[Opening Data to examine section]
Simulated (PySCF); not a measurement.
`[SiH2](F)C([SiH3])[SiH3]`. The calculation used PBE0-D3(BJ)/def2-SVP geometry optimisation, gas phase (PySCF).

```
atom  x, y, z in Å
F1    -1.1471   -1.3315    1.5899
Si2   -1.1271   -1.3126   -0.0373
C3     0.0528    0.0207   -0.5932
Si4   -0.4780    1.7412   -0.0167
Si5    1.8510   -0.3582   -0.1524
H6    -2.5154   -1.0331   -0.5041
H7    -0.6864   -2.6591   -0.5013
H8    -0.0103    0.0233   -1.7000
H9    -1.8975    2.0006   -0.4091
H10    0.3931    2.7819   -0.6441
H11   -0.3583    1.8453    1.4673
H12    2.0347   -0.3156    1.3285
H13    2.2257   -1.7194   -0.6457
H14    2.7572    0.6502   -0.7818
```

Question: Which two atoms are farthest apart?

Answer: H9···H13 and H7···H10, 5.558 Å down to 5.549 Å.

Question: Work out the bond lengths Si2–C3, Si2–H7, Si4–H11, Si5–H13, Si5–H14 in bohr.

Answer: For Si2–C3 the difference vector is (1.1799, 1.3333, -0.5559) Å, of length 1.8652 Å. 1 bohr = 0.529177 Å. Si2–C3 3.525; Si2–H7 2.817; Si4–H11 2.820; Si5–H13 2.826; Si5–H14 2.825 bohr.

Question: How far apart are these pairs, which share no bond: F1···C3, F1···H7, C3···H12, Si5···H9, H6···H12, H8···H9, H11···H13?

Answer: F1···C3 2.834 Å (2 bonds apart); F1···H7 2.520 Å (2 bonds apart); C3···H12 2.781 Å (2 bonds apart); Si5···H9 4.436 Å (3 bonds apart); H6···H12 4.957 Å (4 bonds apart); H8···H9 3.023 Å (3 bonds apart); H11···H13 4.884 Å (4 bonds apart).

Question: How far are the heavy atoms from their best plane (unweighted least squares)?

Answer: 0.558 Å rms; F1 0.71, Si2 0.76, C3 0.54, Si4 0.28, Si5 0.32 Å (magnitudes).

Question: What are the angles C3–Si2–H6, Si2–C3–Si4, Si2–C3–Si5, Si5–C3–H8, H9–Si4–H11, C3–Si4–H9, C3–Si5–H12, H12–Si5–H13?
[Closing Data to examine section]

■ Work request
Would you output, unchanged, each line from the start of the records to the line that holds "Answer: 0.558 Å", both included and nothing else?

■ Written response
Simulated (PySCF); not a measurement.
`[SiH2](F)C([SiH3])[SiH3]`. The calculation used PBE0-D3(BJ)/def2-SVP geometry optimisation, gas phase (PySCF).

```
atom  x, y, z in Å
F1    -1.1471   -1.3315    1.5899
Si2   -1.1271   -1.3126   -0.0373
C3     0.0528    0.0207   -0.5932
Si4   -0.4780    1.7412   -0.0167
Si5    1.8510   -0.3582   -0.1524
H6    -2.5154   -1.0331   -0.5041
H7    -0.6864   -2.6591   -0.5013
H8    -0.0103    0.0233   -1.7000
H9    -1.8975    2.0006   -0.4091
H10    0.3931    2.7819   -0.6441
H11   -0.3583    1.8453    1.4673
H12    2.0347   -0.3156    1.3285
H13    2.2257   -1.7194   -0.6457
H14    2.7572    0.6502   -0.7818
```

Question: Which two atoms are farthest apart?

Answer: H9···H13 and H7···H10, 5.558 Å down to 5.549 Å.

Question: Work out the bond lengths Si2–C3, Si2–H7, Si4–H11, Si5–H13, Si5–H14 in bohr.

Answer: For Si2–C3 the difference vector is (1.1799, 1.3333, -0.5559) Å, of length 1.8652 Å. 1 bohr = 0.529177 Å. Si2–C3 3.525; Si2–H7 2.817; Si4–H11 2.820; Si5–H13 2.826; Si5–H14 2.825 bohr.

Question: How far apart are these pairs, which share no bond: F1···C3, F1···H7, C3···H12, Si5···H9, H6···H12, H8···H9, H11···H13?

Answer: F1···C3 2.834 Å (2 bonds apart); F1···H7 2.520 Å (2 bonds apart); C3···H12 2.781 Å (2 bonds apart); Si5···H9 4.436 Å (3 bonds apart); H6···H12 4.957 Å (4 bonds apart); H8···H9 3.023 Å (3 bonds apart); H11···H13 4.884 Å (4 bonds apart).

Question: How far are the heavy atoms from their best plane (unweighted least squares)?

Answer: 0.558 Å rms; F1 0.71, Si2 0.76, C3 0.54, Si4 0.28, Si5 0.32 Å (magnitudes).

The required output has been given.